┌──

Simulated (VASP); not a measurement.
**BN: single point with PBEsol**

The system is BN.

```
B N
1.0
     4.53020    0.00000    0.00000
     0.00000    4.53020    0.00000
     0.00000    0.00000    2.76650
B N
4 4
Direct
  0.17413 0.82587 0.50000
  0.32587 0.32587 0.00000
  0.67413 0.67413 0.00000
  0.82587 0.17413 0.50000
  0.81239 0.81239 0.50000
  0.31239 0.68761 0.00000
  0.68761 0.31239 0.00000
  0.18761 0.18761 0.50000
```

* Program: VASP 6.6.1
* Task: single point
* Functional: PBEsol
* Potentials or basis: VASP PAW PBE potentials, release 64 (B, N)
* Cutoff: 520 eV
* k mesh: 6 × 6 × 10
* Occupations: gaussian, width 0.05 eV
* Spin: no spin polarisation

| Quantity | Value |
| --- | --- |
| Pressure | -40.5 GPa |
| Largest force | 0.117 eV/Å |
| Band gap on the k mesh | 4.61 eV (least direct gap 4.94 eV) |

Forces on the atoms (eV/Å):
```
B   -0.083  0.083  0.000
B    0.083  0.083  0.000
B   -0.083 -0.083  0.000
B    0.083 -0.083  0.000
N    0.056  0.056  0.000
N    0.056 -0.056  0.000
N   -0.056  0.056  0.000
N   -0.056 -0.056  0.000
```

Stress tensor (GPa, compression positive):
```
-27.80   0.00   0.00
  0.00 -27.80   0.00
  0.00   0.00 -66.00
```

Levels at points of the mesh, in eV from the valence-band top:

└──

## REQUIREMENT
Above are records; repeat only the lines starting at the line with "release 64 (B, N)" and ending at the line with "0.117 eV/Å |", exactly as they appear, both included.

## RESPONSE BOX
* Potentials or basis: VASP PAW PBE potentials, release 64 (B, N)
* Cutoff: 520 eV
* k mesh: 6 × 6 × 10
* Occupations: gaussian, width 0.05 eV
* Spin: no spin polarisation

| Quantity | Value |
| --- | --- |
| Pressure | -40.5 GPa |
| Largest force | 0.117 eV/Å |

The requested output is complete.